┌──

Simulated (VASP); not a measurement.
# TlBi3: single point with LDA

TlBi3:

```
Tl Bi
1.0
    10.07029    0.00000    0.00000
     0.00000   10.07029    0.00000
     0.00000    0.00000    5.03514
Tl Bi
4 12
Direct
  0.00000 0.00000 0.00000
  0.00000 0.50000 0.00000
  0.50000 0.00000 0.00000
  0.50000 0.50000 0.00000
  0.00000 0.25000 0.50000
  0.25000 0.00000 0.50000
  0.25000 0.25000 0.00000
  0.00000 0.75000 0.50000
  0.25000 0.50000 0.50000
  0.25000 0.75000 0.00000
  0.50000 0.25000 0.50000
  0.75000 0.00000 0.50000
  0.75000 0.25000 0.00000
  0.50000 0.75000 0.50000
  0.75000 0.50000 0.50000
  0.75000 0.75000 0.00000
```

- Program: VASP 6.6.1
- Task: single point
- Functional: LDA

└──

## [WORK TASK]
All the entries above should come back exactly as they are written.

## [RESULT]
Simulated (VASP); not a measurement.
# TlBi3: single point with LDA

TlBi3:

```
Tl Bi
1.0
    10.07029    0.00000    0.00000
     0.00000   10.07029    0.00000
     0.00000    0.00000    5.03514
Tl Bi
4 12
Direct
  0.00000 0.00000 0.00000
  0.00000 0.50000 0.00000
  0.50000 0.00000 0.00000
  0.50000 0.50000 0.00000
  0.00000 0.25000 0.50000
  0.25000 0.00000 0.50000
  0.25000 0.25000 0.00000
  0.00000 0.75000 0.50000
  0.25000 0.50000 0.50000
  0.25000 0.75000 0.00000
  0.50000 0.25000 0.50000
  0.75000 0.00000 0.50000
  0.75000 0.25000 0.00000
  0.50000 0.75000 0.50000
  0.75000 0.50000 0.50000
  0.75000 0.75000 0.00000
```

- Program: VASP 6.6.1
- Task: single point
- Functional: LDA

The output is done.